### BRIEF
Please restate the material below word for word, from the first line through the one that contains "(4) a = 2.885", inclusive.

### DATA EXCERPTS
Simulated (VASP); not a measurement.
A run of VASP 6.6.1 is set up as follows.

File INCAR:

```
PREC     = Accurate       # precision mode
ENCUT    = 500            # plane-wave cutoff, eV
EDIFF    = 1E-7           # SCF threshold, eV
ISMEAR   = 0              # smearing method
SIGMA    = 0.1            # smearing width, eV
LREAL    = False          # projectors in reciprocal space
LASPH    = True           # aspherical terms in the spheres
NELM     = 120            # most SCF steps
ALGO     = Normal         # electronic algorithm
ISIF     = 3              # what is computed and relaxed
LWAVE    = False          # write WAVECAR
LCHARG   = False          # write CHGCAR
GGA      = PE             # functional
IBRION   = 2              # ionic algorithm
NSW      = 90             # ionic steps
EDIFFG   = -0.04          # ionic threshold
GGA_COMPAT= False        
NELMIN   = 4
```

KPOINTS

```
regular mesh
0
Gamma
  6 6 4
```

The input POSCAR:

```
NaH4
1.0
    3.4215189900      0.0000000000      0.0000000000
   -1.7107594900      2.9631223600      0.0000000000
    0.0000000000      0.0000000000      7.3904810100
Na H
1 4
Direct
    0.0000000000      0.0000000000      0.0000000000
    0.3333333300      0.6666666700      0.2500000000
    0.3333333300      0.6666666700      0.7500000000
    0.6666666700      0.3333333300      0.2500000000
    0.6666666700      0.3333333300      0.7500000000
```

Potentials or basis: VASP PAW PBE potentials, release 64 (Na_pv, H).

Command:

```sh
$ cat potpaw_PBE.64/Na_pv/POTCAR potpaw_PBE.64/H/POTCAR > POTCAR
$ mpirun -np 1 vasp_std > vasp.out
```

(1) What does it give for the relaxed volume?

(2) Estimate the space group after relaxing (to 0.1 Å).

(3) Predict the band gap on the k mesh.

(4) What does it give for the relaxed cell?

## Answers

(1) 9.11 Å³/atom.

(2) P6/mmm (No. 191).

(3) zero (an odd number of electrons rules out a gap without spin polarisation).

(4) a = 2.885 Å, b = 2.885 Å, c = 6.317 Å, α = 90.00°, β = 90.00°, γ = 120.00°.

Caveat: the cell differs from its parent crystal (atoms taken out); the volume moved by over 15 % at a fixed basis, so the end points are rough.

### TASK OUTPUT
Simulated (VASP); not a measurement.
A run of VASP 6.6.1 is set up as follows.

File INCAR:

```
PREC     = Accurate       # precision mode
ENCUT    = 500            # plane-wave cutoff, eV
EDIFF    = 1E-7           # SCF threshold, eV
ISMEAR   = 0              # smearing method
SIGMA    = 0.1            # smearing width, eV
LREAL    = False          # projectors in reciprocal space
LASPH    = True           # aspherical terms in the spheres
NELM     = 120            # most SCF steps
ALGO     = Normal         # electronic algorithm
ISIF     = 3              # what is computed and relaxed
LWAVE    = False          # write WAVECAR
LCHARG   = False          # write CHGCAR
GGA      = PE             # functional
IBRION   = 2              # ionic algorithm
NSW      = 90             # ionic steps
EDIFFG   = -0.04          # ionic threshold
GGA_COMPAT= False        
NELMIN   = 4
```

KPOINTS

```
regular mesh
0
Gamma
  6 6 4
```

The input POSCAR:

```
NaH4
1.0
    3.4215189900      0.0000000000      0.0000000000
   -1.7107594900      2.9631223600      0.0000000000
    0.0000000000      0.0000000000      7.3904810100
Na H
1 4
Direct
    0.0000000000      0.0000000000      0.0000000000
    0.3333333300      0.6666666700      0.2500000000
    0.3333333300      0.6666666700      0.7500000000
    0.6666666700      0.3333333300      0.2500000000
    0.6666666700      0.3333333300      0.7500000000
```

Potentials or basis: VASP PAW PBE potentials, release 64 (Na_pv, H).

Command:

```sh
$ cat potpaw_PBE.64/Na_pv/POTCAR potpaw_PBE.64/H/POTCAR > POTCAR
$ mpirun -np 1 vasp_std > vasp.out
```

(1) What does it give for the relaxed volume?

(2) Estimate the space group after relaxing (to 0.1 Å).

(3) Predict the band gap on the k mesh.

(4) What does it give for the relaxed cell?

## Answers

(1) 9.11 Å³/atom.

(2) P6/mmm (No. 191).

(3) zero (an odd number of electrons rules out a gap without spin polarisation).

(4) a = 2.885 Å, b = 2.885 Å, c = 6.317 Å, α = 90.00°, β = 90.00°, γ = 120.00°.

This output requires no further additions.